-- MATERIAL SUPPLIED --
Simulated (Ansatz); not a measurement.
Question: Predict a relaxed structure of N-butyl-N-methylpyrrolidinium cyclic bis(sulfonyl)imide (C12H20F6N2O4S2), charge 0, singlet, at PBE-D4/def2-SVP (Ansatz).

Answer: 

-- ACTIVITY --
Every record above needs to be restated exactly.

-- YOUR SOLUTION --
Simulated (Ansatz); not a measurement.
Question: Predict a relaxed structure of N-butyl-N-methylpyrrolidinium cyclic bis(sulfonyl)imide (C12H20F6N2O4S2), charge 0, singlet, at PBE-D4/def2-SVP (Ansatz).

Answer: 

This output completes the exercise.